- LISTED ENTRIES -
######

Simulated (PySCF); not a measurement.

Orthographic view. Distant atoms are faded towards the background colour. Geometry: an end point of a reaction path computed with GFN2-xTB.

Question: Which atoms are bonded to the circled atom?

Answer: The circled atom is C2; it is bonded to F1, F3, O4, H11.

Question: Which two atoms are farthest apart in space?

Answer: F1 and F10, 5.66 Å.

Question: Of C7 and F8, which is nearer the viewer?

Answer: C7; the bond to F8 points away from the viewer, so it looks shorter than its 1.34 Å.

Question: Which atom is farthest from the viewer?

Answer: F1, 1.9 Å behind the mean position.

######

- BRIEF -
Each line of the records above, from the first through the one containing "Question: Which atom is", is to be retyped exactly; no other line belongs.

- TASK SOLUTION -
Simulated (PySCF); not a measurement.

Orthographic view. Distant atoms are faded towards the background colour. Geometry: an end point of a reaction path computed with GFN2-xTB.

Question: Which atoms are bonded to the circled atom?

Answer: The circled atom is C2; it is bonded to F1, F3, O4, H11.

Question: Which two atoms are farthest apart in space?

Answer: F1 and F10, 5.66 Å.

Question: Of C7 and F8, which is nearer the viewer?

Answer: C7; the bond to F8 points away from the viewer, so it looks shorter than its 1.34 Å.

Question: Which atom is farthest from the viewer?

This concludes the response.